# [TASK ITEM]
Here is a listing; restate all of it exactly.

*** Begin section ***

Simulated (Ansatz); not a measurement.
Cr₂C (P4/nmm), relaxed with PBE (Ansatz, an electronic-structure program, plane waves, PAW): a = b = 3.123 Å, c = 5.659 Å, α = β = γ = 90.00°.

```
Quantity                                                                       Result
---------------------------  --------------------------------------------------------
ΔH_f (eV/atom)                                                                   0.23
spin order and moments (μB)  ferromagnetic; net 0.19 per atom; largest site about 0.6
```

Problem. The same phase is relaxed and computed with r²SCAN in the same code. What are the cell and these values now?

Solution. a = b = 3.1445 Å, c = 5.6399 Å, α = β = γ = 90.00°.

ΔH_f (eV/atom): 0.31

*** End section ***

# [ANSWER BOX]
Simulated (Ansatz); not a measurement.
Cr₂C (P4/nmm), relaxed with PBE (Ansatz, an electronic-structure program, plane waves, PAW): a = b = 3.123 Å, c = 5.659 Å, α = β = γ = 90.00°.

```
Quantity                                                                       Result
---------------------------  --------------------------------------------------------
ΔH_f (eV/atom)                                                                   0.23
spin order and moments (μB)  ferromagnetic; net 0.19 per atom; largest site about 0.6
```

Problem. The same phase is relaxed and computed with r²SCAN in the same code. What are the cell and these values now?

Solution. a = b = 3.1445 Å, c = 5.6399 Å, α = β = γ = 90.00°.

ΔH_f (eV/atom): 0.31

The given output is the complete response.